# Work order
Start at the top and transcribe every record through the final line exactly.

Segment Start: Dataset entries

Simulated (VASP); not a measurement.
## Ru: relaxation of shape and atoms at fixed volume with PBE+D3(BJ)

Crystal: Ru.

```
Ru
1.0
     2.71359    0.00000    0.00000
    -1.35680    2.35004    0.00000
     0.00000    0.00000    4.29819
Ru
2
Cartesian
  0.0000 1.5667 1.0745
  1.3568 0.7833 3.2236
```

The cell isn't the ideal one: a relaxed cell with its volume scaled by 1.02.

Segment End: Dataset entries

# Exercise response
Simulated (VASP); not a measurement.
## Ru: relaxation of shape and atoms at fixed volume with PBE+D3(BJ)

Crystal: Ru.

```
Ru
1.0
     2.71359    0.00000    0.00000
    -1.35680    2.35004    0.00000
     0.00000    0.00000    4.29819
Ru
2
Cartesian
  0.0000 1.5667 1.0745
  1.3568 0.7833 3.2236
```

The cell isn't the ideal one: a relaxed cell with its volume scaled by 1.02.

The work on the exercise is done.